GIVEN DATA:
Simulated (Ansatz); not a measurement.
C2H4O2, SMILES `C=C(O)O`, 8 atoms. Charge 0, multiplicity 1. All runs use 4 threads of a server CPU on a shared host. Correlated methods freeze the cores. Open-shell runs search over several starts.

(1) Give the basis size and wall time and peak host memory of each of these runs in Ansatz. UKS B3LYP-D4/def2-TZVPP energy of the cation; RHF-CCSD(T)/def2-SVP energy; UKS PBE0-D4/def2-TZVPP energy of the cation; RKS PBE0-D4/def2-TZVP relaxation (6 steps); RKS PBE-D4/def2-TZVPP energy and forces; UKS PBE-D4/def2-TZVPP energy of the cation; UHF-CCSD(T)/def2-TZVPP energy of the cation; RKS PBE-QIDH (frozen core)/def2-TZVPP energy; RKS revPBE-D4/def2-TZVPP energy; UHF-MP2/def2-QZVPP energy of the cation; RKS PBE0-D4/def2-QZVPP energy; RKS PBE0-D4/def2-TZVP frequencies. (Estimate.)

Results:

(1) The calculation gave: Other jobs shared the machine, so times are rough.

ACTION ITEM:
The line containing "over several starts." marks the end. Please print exactly every line from the top of the data to it, both included, and nothing more.

WRITTEN REPLY:
Simulated (Ansatz); not a measurement.
C2H4O2, SMILES `C=C(O)O`, 8 atoms. Charge 0, multiplicity 1. All runs use 4 threads of a server CPU on a shared host. Correlated methods freeze the cores. Open-shell runs search over several starts.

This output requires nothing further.